*ASSIGNED TASK*.
The response must contain every line of the records that follow, duplicated exactly.

+ + + + + + +

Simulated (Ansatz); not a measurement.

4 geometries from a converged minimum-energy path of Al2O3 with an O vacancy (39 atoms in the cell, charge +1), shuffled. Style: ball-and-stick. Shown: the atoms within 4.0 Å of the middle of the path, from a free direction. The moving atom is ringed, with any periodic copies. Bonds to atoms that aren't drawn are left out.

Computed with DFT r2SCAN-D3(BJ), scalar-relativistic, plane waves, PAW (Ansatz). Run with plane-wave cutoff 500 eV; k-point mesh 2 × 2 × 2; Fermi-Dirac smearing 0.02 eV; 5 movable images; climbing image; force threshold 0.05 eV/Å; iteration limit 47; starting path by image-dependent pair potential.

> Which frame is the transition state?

+ + + + + + +

*YOUR RESPONSE*.
Simulated (Ansatz); not a measurement.

4 geometries from a converged minimum-energy path of Al2O3 with an O vacancy (39 atoms in the cell, charge +1), shuffled. Style: ball-and-stick. Shown: the atoms within 4.0 Å of the middle of the path, from a free direction. The moving atom is ringed, with any periodic copies. Bonds to atoms that aren't drawn are left out.

Computed with DFT r2SCAN-D3(BJ), scalar-relativistic, plane waves, PAW (Ansatz). Run with plane-wave cutoff 500 eV; k-point mesh 2 × 2 × 2; Fermi-Dirac smearing 0.02 eV; 5 movable images; climbing image; force threshold 0.05 eV/Å; iteration limit 47; starting path by image-dependent pair potential.

> Which frame is the transition state?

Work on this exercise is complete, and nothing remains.